**WORK ITEM**
Look through the entries below and extract exactly the lines from the one containing "INCAR.step2" through the one containing "Potentials or basis: VASP", ends included.

:::::
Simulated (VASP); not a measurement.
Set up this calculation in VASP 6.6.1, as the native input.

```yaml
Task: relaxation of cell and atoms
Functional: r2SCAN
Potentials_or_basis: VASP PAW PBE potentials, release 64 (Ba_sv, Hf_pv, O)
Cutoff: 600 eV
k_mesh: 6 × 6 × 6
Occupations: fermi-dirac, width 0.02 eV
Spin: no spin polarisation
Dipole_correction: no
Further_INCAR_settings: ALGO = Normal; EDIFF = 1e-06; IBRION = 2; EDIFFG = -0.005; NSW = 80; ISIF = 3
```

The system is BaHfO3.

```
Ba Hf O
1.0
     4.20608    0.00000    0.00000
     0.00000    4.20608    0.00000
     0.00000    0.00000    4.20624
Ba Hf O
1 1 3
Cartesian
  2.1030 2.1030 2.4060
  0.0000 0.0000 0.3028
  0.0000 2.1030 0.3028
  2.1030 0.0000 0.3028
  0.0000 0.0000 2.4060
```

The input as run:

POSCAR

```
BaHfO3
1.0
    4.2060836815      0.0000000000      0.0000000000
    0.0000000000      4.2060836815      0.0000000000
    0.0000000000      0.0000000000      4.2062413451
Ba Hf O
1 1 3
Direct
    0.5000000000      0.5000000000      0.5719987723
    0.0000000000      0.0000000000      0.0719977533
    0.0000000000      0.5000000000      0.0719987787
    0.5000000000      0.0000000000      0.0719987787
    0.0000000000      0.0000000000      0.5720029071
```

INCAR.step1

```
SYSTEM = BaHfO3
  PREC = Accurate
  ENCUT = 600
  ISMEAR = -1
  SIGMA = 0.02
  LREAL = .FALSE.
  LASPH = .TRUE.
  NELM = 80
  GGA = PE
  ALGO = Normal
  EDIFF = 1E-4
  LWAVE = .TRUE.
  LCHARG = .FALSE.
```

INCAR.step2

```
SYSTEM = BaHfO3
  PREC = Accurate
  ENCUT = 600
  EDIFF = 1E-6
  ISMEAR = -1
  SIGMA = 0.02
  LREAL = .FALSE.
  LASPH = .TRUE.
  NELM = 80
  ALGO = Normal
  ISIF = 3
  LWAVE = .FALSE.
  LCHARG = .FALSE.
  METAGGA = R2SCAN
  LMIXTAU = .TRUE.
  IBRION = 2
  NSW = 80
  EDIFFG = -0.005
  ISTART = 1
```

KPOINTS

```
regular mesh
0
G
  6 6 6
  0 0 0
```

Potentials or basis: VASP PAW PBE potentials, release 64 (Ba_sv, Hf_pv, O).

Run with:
:::::

**RESULT**
INCAR.step2

```
SYSTEM = BaHfO3
  PREC = Accurate
  ENCUT = 600
  EDIFF = 1E-6
  ISMEAR = -1
  SIGMA = 0.02
  LREAL = .FALSE.
  LASPH = .TRUE.
  NELM = 80
  ALGO = Normal
  ISIF = 3
  LWAVE = .FALSE.
  LCHARG = .FALSE.
  METAGGA = R2SCAN
  LMIXTAU = .TRUE.
  IBRION = 2
  NSW = 80
  EDIFFG = -0.005
  ISTART = 1
```

KPOINTS

```
regular mesh
0
G
  6 6 6
  0 0 0
```

Potentials or basis: VASP PAW PBE potentials, release 64 (Ba_sv, Hf_pv, O).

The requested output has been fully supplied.